— Information —
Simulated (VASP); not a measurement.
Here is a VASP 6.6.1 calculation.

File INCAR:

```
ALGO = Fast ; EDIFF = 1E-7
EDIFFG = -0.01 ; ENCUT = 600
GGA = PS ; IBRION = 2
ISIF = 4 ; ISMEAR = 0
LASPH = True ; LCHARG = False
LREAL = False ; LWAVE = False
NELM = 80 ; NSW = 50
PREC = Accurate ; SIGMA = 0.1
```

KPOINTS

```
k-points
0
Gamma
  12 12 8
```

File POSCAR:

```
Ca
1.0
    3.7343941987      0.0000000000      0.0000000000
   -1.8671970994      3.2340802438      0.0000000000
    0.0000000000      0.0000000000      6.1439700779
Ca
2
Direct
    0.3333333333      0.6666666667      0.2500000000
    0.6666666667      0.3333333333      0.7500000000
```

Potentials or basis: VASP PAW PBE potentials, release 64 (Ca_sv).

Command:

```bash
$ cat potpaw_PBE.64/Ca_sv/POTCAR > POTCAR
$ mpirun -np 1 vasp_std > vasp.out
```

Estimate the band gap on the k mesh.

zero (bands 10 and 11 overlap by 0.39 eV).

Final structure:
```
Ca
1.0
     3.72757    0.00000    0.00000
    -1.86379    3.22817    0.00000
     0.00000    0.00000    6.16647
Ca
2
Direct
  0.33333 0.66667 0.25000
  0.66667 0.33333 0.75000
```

— Work task —
Take the entries above and copy them exactly from the first line through the line with "Estimate the band gap on the k mesh."; leave out every line after it.

— Your solution —
Simulated (VASP); not a measurement.
Here is a VASP 6.6.1 calculation.

File INCAR:

```
ALGO = Fast ; EDIFF = 1E-7
EDIFFG = -0.01 ; ENCUT = 600
GGA = PS ; IBRION = 2
ISIF = 4 ; ISMEAR = 0
LASPH = True ; LCHARG = False
LREAL = False ; LWAVE = False
NELM = 80 ; NSW = 50
PREC = Accurate ; SIGMA = 0.1
```

KPOINTS

```
k-points
0
Gamma
  12 12 8
```

File POSCAR:

```
Ca
1.0
    3.7343941987      0.0000000000      0.0000000000
   -1.8671970994      3.2340802438      0.0000000000
    0.0000000000      0.0000000000      6.1439700779
Ca
2
Direct
    0.3333333333      0.6666666667      0.2500000000
    0.6666666667      0.3333333333      0.7500000000
```

Potentials or basis: VASP PAW PBE potentials, release 64 (Ca_sv).

Command:

```bash
$ cat potpaw_PBE.64/Ca_sv/POTCAR > POTCAR
$ mpirun -np 1 vasp_std > vasp.out
```

Estimate the band gap on the k mesh.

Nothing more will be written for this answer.